ASSIGNMENT |
Using the listing below, print exactly everything from the line with "Task: Fill in the values left out." down to the line with "A k mesh can", both included, and nothing more.

DATASET ENTRIES |
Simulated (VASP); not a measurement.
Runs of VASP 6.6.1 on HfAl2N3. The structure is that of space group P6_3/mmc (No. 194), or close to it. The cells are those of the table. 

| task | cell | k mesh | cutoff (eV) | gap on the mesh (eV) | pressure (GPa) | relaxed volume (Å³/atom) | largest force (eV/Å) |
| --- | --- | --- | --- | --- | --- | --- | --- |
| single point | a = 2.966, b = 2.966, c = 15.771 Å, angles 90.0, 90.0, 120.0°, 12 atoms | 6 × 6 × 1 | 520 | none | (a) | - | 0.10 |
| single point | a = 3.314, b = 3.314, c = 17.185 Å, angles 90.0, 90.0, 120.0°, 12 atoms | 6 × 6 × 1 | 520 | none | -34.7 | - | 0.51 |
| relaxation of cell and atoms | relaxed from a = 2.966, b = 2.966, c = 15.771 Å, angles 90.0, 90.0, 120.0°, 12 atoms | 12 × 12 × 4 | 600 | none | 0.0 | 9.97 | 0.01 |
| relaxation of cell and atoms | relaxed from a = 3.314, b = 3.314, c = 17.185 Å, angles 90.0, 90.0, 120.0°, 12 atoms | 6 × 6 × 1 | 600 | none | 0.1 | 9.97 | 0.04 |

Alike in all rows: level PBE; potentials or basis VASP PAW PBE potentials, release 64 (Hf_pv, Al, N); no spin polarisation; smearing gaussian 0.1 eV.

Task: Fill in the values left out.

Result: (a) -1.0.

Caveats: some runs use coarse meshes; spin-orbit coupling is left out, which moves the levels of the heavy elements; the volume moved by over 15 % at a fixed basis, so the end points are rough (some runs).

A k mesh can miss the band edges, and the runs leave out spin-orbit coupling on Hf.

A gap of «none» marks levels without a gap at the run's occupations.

EXERCISE ANSWER |
Task: Fill in the values left out.

Result: (a) -1.0.

Caveats: some runs use coarse meshes; spin-orbit coupling is left out, which moves the levels of the heavy elements; the volume moved by over 15 % at a fixed basis, so the end points are rough (some runs).

A k mesh can miss the band edges, and the runs leave out spin-orbit coupling on Hf.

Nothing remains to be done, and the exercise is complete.